Brief - Beginning at the first line of the data, print each line exactly, stopping after the line that contains "Relative energy of two isomers of CH7N2+".

Provided records -
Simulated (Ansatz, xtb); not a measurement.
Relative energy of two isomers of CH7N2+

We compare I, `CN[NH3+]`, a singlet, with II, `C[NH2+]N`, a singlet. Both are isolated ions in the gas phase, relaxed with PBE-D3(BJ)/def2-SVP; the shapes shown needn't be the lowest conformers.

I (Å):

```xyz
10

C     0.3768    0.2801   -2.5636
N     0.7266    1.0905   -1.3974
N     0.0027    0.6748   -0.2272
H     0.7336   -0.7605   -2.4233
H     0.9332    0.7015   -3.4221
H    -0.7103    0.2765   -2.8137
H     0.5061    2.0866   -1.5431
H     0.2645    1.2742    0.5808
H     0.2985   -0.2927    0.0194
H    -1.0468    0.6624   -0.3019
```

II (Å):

Task result -
Simulated (Ansatz, xtb); not a measurement.
Relative energy of two isomers of CH7N2+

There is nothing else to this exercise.